_Assignment:_ When you find the line with "Properties of n-perfluorohexane" among the records below, reproduce it and each line after it exactly, ending with the line with "The numbers come".

_Provided information:_
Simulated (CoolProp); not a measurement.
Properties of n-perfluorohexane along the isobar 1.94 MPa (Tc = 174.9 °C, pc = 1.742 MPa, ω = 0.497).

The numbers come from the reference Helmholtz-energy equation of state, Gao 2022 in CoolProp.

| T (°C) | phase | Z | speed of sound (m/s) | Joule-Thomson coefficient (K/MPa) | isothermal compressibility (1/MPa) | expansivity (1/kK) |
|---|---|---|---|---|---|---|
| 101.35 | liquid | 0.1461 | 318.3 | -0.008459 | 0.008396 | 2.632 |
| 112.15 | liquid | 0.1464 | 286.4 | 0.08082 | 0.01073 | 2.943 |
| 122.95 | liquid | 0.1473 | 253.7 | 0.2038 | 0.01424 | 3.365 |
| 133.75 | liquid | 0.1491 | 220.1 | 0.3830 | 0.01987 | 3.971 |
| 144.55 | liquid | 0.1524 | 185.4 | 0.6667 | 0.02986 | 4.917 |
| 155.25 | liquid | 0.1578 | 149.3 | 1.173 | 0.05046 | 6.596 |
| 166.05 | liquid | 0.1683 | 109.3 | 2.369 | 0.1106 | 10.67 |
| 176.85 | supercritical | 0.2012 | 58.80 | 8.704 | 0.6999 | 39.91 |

_Worked solution:_
Properties of n-perfluorohexane along the isobar 1.94 MPa (Tc = 174.9 °C, pc = 1.742 MPa, ω = 0.497).

The numbers come from the reference Helmholtz-energy equation of state, Gao 2022 in CoolProp.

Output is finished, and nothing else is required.